- [Task item] Print each of the entries exactly, leaving nothing out.

(Source material begins)

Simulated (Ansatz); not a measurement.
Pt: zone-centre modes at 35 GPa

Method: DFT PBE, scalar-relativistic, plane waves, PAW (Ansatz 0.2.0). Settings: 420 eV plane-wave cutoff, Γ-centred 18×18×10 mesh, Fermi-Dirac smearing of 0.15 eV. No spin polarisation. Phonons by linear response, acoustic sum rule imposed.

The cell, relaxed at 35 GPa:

(Source material ends)

- [Worked solution]
Simulated (Ansatz); not a measurement.
Pt: zone-centre modes at 35 GPa

Method: DFT PBE, scalar-relativistic, plane waves, PAW (Ansatz 0.2.0). Settings: 420 eV plane-wave cutoff, Γ-centred 18×18×10 mesh, Fermi-Dirac smearing of 0.15 eV. No spin polarisation. Phonons by linear response, acoustic sum rule imposed.

The cell, relaxed at 35 GPa:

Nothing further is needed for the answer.